Extracted records
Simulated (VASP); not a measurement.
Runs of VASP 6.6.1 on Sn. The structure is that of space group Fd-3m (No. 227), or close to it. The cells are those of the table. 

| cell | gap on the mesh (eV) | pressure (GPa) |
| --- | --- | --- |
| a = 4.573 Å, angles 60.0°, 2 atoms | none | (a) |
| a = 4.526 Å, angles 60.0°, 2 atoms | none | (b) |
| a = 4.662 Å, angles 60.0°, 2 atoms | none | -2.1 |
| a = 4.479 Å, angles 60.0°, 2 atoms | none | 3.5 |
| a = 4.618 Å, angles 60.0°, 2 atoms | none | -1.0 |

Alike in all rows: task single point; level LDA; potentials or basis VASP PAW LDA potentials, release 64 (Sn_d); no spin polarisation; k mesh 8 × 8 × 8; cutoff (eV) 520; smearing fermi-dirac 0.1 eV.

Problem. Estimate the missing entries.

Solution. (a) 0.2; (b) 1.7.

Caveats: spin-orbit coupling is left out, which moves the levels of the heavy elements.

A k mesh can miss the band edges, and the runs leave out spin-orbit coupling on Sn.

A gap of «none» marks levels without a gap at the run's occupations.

Action item
The answer must consist solely of the lines from the first line of the data to the line holding "A k mesh can", each given again exactly.

Answer space
Simulated (VASP); not a measurement.
Runs of VASP 6.6.1 on Sn. The structure is that of space group Fd-3m (No. 227), or close to it. The cells are those of the table. 

| cell | gap on the mesh (eV) | pressure (GPa) |
| --- | --- | --- |
| a = 4.573 Å, angles 60.0°, 2 atoms | none | (a) |
| a = 4.526 Å, angles 60.0°, 2 atoms | none | (b) |
| a = 4.662 Å, angles 60.0°, 2 atoms | none | -2.1 |
| a = 4.479 Å, angles 60.0°, 2 atoms | none | 3.5 |
| a = 4.618 Å, angles 60.0°, 2 atoms | none | -1.0 |

Alike in all rows: task single point; level LDA; potentials or basis VASP PAW LDA potentials, release 64 (Sn_d); no spin polarisation; k mesh 8 × 8 × 8; cutoff (eV) 520; smearing fermi-dirac 0.1 eV.

Problem. Estimate the missing entries.

Solution. (a) 0.2; (b) 1.7.

Caveats: spin-orbit coupling is left out, which moves the levels of the heavy elements.

A k mesh can miss the band edges, and the runs leave out spin-orbit coupling on Sn.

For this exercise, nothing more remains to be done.